Assignment:
Print the listing below exactly as written.

Supplied information:
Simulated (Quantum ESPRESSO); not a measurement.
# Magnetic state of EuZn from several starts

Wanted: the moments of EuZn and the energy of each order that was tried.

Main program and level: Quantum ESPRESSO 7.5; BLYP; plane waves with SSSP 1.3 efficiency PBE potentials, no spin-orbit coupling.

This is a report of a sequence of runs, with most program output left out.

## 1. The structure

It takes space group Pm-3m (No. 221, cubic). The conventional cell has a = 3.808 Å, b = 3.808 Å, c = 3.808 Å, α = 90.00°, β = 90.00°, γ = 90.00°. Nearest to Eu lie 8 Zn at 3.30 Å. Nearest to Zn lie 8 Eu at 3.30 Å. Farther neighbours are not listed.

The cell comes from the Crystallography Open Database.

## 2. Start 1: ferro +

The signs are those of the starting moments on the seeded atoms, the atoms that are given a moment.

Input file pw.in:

Expected answer:
Simulated (Quantum ESPRESSO); not a measurement.
# Magnetic state of EuZn from several starts

Wanted: the moments of EuZn and the energy of each order that was tried.

Main program and level: Quantum ESPRESSO 7.5; BLYP; plane waves with SSSP 1.3 efficiency PBE potentials, no spin-orbit coupling.

This is a report of a sequence of runs, with most program output left out.

## 1. The structure

It takes space group Pm-3m (No. 221, cubic). The conventional cell has a = 3.808 Å, b = 3.808 Å, c = 3.808 Å, α = 90.00°, β = 90.00°, γ = 90.00°. Nearest to Eu lie 8 Zn at 3.30 Å. Nearest to Zn lie 8 Eu at 3.30 Å. Farther neighbours are not listed.

The cell comes from the Crystallography Open Database.

## 2. Start 1: ferro +

The signs are those of the starting moments on the seeded atoms, the atoms that are given a moment.

Input file pw.in:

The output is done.